*** Begin section ***
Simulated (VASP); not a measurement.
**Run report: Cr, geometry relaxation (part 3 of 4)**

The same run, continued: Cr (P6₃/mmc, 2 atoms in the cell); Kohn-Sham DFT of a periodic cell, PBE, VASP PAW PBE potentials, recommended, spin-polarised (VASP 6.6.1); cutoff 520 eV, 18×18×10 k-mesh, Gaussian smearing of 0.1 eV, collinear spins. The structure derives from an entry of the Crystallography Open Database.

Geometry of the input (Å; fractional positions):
*** End section ***

> **Assignment**
Please output the records once more, exactly as they were written.

> **Result**
Simulated (VASP); not a measurement.
**Run report: Cr, geometry relaxation (part 3 of 4)**

The same run, continued: Cr (P6₃/mmc, 2 atoms in the cell); Kohn-Sham DFT of a periodic cell, PBE, VASP PAW PBE potentials, recommended, spin-polarised (VASP 6.6.1); cutoff 520 eV, 18×18×10 k-mesh, Gaussian smearing of 0.1 eV, collinear spins. The structure derives from an entry of the Crystallography Open Database.

Geometry of the input (Å; fractional positions):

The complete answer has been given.